## Work order
Please transcribe all of the records precisely.

————————

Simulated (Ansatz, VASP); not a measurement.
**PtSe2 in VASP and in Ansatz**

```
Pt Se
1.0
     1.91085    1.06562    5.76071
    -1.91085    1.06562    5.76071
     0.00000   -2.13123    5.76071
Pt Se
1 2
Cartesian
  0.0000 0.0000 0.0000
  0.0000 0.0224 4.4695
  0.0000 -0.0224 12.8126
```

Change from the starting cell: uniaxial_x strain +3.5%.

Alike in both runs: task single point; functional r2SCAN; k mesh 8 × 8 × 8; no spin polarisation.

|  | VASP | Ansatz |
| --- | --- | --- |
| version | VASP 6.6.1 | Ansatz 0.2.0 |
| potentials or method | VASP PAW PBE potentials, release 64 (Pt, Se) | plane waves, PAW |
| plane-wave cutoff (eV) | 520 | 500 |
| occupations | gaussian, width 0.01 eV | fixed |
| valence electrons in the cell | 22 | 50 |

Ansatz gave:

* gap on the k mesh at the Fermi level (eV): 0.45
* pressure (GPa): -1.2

————————

## Your response
Simulated (Ansatz, VASP); not a measurement.
**PtSe2 in VASP and in Ansatz**

```
Pt Se
1.0
     1.91085    1.06562    5.76071
    -1.91085    1.06562    5.76071
     0.00000   -2.13123    5.76071
Pt Se
1 2
Cartesian
  0.0000 0.0000 0.0000
  0.0000 0.0224 4.4695
  0.0000 -0.0224 12.8126
```

Change from the starting cell: uniaxial_x strain +3.5%.

Alike in both runs: task single point; functional r2SCAN; k mesh 8 × 8 × 8; no spin polarisation.

|  | VASP | Ansatz |
| --- | --- | --- |
| version | VASP 6.6.1 | Ansatz 0.2.0 |
| potentials or method | VASP PAW PBE potentials, release 64 (Pt, Se) | plane waves, PAW |
| plane-wave cutoff (eV) | 520 | 500 |
| occupations | gaussian, width 0.01 eV | fixed |
| valence electrons in the cell | 22 | 50 |

Ansatz gave:

* gap on the k mesh at the Fermi level (eV): 0.45
* pressure (GPa): -1.2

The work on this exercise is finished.